• **TASK ITEM**
Each line from the start of the records through the line containing "1.461 eV/Å |" is to be transcribed exactly, and no other line is to be included.

• **EXCERPTED DATA**
▼▼▼
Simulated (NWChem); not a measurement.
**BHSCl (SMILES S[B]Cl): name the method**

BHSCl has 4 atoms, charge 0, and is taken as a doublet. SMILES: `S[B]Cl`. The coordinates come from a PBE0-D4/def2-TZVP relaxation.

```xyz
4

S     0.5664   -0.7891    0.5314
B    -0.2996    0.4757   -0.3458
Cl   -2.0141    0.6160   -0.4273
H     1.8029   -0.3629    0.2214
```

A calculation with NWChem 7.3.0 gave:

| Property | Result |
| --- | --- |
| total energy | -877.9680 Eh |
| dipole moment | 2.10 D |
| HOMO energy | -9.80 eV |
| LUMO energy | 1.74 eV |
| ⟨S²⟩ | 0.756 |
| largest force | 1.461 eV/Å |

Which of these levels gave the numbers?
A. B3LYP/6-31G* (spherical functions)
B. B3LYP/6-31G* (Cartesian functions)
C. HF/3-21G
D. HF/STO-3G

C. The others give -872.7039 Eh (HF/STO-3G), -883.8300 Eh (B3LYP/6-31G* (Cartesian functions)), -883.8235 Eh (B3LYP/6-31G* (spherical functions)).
▲▲▲

• **PROBLEM SOLUTION**
Simulated (NWChem); not a measurement.
**BHSCl (SMILES S[B]Cl): name the method**

BHSCl has 4 atoms, charge 0, and is taken as a doublet. SMILES: `S[B]Cl`. The coordinates come from a PBE0-D4/def2-TZVP relaxation.

```xyz
4

S     0.5664   -0.7891    0.5314
B    -0.2996    0.4757   -0.3458
Cl   -2.0141    0.6160   -0.4273
H     1.8029   -0.3629    0.2214
```

A calculation with NWChem 7.3.0 gave:

| Property | Result |
| --- | --- |
| total energy | -877.9680 Eh |
| dipole moment | 2.10 D |
| HOMO energy | -9.80 eV |
| LUMO energy | 1.74 eV |
| ⟨S²⟩ | 0.756 |
| largest force | 1.461 eV/Å |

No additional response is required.